Data provided —
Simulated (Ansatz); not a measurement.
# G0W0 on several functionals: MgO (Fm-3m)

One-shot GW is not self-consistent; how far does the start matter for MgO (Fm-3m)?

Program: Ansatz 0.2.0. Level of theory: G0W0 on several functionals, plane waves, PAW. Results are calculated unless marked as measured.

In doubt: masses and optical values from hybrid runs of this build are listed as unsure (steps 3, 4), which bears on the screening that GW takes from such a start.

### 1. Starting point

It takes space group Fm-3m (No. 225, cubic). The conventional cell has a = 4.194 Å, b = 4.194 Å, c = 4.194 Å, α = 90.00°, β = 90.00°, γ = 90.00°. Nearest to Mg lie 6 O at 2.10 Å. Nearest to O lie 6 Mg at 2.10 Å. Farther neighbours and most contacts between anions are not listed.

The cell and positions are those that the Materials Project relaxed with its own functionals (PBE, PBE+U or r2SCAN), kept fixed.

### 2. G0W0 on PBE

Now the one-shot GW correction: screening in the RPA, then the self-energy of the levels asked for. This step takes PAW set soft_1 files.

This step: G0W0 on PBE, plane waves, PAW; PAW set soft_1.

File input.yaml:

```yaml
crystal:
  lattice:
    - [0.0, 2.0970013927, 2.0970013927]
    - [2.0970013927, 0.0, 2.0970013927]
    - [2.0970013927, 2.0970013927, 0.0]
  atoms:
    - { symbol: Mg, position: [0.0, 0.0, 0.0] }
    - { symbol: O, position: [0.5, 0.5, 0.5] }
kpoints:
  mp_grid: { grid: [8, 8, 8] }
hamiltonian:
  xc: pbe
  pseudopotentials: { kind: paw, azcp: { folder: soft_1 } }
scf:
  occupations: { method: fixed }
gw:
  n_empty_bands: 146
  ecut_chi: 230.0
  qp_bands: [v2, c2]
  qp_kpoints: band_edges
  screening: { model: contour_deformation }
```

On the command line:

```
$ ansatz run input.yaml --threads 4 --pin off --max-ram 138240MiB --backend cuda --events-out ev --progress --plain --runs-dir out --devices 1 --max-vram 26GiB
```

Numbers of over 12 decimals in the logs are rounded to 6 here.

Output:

Requirement — Using the data above, extract exactly the lines from the one that holds "The cell and" to the one that holds "Numbers of over", both ends included, and no others.

Task output —
The cell and positions are those that the Materials Project relaxed with its own functionals (PBE, PBE+U or r2SCAN), kept fixed.

### 2. G0W0 on PBE

Now the one-shot GW correction: screening in the RPA, then the self-energy of the levels asked for. This step takes PAW set soft_1 files.

This step: G0W0 on PBE, plane waves, PAW; PAW set soft_1.

File input.yaml:

```yaml
crystal:
  lattice:
    - [0.0, 2.0970013927, 2.0970013927]
    - [2.0970013927, 0.0, 2.0970013927]
    - [2.0970013927, 2.0970013927, 0.0]
  atoms:
    - { symbol: Mg, position: [0.0, 0.0, 0.0] }
    - { symbol: O, position: [0.5, 0.5, 0.5] }
kpoints:
  mp_grid: { grid: [8, 8, 8] }
hamiltonian:
  xc: pbe
  pseudopotentials: { kind: paw, azcp: { folder: soft_1 } }
scf:
  occupations: { method: fixed }
gw:
  n_empty_bands: 146
  ecut_chi: 230.0
  qp_bands: [v2, c2]
  qp_kpoints: band_edges
  screening: { model: contour_deformation }
```

On the command line:

```
$ ansatz run input.yaml --threads 4 --pin off --max-ram 138240MiB --backend cuda --events-out ev --progress --plain --runs-dir out --devices 1 --max-vram 26GiB
```

Numbers of over 12 decimals in the logs are rounded to 6 here.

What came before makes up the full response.